THE DATA
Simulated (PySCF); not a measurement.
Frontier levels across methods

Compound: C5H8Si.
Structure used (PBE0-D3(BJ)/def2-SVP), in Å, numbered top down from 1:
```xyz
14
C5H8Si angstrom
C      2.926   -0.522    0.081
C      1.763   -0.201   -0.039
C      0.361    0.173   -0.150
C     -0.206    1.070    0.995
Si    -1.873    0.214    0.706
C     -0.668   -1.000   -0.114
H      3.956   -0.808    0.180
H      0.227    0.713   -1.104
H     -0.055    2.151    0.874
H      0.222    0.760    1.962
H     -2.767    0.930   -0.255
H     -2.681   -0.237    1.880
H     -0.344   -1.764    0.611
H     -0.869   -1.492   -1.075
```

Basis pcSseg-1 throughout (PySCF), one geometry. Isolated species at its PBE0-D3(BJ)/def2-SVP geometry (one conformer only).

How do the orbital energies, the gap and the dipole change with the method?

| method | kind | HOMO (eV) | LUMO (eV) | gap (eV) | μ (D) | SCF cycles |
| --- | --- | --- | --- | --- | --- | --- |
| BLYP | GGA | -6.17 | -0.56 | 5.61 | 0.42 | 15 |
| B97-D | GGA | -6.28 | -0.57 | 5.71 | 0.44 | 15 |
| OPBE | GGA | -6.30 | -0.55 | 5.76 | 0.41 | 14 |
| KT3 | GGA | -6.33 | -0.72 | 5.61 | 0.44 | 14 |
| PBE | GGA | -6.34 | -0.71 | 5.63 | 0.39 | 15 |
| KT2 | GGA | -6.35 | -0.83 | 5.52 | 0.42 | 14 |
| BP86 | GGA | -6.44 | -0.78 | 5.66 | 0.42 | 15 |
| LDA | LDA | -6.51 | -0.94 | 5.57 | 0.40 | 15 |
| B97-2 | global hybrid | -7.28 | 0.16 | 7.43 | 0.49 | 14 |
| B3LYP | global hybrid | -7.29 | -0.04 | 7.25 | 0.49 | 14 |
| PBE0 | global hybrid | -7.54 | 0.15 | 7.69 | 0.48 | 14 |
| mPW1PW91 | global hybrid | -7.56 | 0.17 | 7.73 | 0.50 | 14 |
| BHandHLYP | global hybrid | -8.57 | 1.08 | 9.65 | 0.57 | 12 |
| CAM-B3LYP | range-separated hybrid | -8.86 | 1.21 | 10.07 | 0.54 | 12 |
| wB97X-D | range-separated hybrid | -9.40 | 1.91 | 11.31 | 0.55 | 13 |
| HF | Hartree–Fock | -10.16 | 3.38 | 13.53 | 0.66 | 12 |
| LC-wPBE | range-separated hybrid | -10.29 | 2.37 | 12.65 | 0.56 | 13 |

ASSIGNMENT
All lines above from the one containing "0.48 | 14 |" to the one containing "0.66 | 12 |" must be repeated exactly, both lines included, and no others.

ANSWER AREA
| PBE0 | global hybrid | -7.54 | 0.15 | 7.69 | 0.48 | 14 |
| mPW1PW91 | global hybrid | -7.56 | 0.17 | 7.73 | 0.50 | 14 |
| BHandHLYP | global hybrid | -8.57 | 1.08 | 9.65 | 0.57 | 12 |
| CAM-B3LYP | range-separated hybrid | -8.86 | 1.21 | 10.07 | 0.54 | 12 |
| wB97X-D | range-separated hybrid | -9.40 | 1.91 | 11.31 | 0.55 | 13 |
| HF | Hartree–Fock | -10.16 | 3.38 | 13.53 | 0.66 | 12 |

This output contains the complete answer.